> **DATA SHOWN**
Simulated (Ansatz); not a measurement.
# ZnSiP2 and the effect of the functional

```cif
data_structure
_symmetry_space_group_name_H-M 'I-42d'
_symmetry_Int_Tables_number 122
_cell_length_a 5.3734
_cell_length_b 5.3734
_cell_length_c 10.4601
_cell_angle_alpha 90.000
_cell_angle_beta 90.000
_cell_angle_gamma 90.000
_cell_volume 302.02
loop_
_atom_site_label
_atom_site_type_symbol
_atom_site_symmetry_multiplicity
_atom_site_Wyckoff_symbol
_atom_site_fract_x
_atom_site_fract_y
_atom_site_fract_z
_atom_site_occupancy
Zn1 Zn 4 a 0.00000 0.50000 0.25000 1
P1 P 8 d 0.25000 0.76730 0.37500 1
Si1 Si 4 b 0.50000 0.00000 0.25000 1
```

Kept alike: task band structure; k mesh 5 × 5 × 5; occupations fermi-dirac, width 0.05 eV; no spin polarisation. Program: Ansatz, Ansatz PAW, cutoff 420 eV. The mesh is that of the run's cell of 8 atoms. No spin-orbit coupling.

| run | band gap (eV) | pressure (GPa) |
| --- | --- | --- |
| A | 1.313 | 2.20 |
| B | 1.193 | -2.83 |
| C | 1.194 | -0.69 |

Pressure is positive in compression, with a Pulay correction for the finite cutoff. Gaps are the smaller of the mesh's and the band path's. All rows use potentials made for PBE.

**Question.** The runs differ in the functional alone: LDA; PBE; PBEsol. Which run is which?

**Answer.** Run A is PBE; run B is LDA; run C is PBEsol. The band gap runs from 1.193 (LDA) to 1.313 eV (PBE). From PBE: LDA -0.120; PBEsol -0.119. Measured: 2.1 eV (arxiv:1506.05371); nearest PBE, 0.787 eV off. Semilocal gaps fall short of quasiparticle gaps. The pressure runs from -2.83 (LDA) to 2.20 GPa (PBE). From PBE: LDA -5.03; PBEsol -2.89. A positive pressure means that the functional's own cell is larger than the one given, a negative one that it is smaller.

> **BRIEF**
Look above for the line with "Kept alike: task" and the line with "run is which?". Write out those two lines and all the lines between them, exactly, and no others.

> **WRITTEN RESPONSE**
Kept alike: task band structure; k mesh 5 × 5 × 5; occupations fermi-dirac, width 0.05 eV; no spin polarisation. Program: Ansatz, Ansatz PAW, cutoff 420 eV. The mesh is that of the run's cell of 8 atoms. No spin-orbit coupling.

| run | band gap (eV) | pressure (GPa) |
| --- | --- | --- |
| A | 1.313 | 2.20 |
| B | 1.193 | -2.83 |
| C | 1.194 | -0.69 |

Pressure is positive in compression, with a Pulay correction for the finite cutoff. Gaps are the smaller of the mesh's and the band path's. All rows use potentials made for PBE.

**Question.** The runs differ in the functional alone: LDA; PBE; PBEsol. Which run is which?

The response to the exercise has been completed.